Activity:
What follows is a set of records. Repeat every one of them exactly.

Listed entries:

============

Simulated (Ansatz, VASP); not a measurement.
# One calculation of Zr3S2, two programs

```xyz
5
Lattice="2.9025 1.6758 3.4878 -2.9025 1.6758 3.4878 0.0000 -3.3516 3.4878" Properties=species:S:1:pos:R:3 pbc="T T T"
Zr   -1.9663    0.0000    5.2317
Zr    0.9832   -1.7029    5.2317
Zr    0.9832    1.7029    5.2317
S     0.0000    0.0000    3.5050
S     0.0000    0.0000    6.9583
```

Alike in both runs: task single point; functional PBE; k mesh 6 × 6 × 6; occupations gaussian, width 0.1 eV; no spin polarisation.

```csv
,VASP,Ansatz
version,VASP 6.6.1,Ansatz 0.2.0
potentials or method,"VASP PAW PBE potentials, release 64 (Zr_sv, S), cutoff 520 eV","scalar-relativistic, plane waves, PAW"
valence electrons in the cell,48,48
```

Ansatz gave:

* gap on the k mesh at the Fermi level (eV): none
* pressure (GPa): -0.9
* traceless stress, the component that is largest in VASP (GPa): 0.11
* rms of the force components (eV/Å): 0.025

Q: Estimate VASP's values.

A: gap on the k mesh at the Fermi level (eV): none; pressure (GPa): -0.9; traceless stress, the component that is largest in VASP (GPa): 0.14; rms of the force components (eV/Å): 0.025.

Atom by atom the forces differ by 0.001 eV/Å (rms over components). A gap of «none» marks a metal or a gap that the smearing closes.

============

Task solution:
Simulated (Ansatz, VASP); not a measurement.
# One calculation of Zr3S2, two programs

```xyz
5
Lattice="2.9025 1.6758 3.4878 -2.9025 1.6758 3.4878 0.0000 -3.3516 3.4878" Properties=species:S:1:pos:R:3 pbc="T T T"
Zr   -1.9663    0.0000    5.2317
Zr    0.9832   -1.7029    5.2317
Zr    0.9832    1.7029    5.2317
S     0.0000    0.0000    3.5050
S     0.0000    0.0000    6.9583
```

Alike in both runs: task single point; functional PBE; k mesh 6 × 6 × 6; occupations gaussian, width 0.1 eV; no spin polarisation.

```csv
,VASP,Ansatz
version,VASP 6.6.1,Ansatz 0.2.0
potentials or method,"VASP PAW PBE potentials, release 64 (Zr_sv, S), cutoff 520 eV","scalar-relativistic, plane waves, PAW"
valence electrons in the cell,48,48
```

Ansatz gave:

* gap on the k mesh at the Fermi level (eV): none
* pressure (GPa): -0.9
* traceless stress, the component that is largest in VASP (GPa): 0.11
* rms of the force components (eV/Å): 0.025

Q: Estimate VASP's values.

A: gap on the k mesh at the Fermi level (eV): none; pressure (GPa): -0.9; traceless stress, the component that is largest in VASP (GPa): 0.14; rms of the force components (eV/Å): 0.025.

Atom by atom the forces differ by 0.001 eV/Å (rms over components). A gap of «none» marks a metal or a gap that the smearing closes.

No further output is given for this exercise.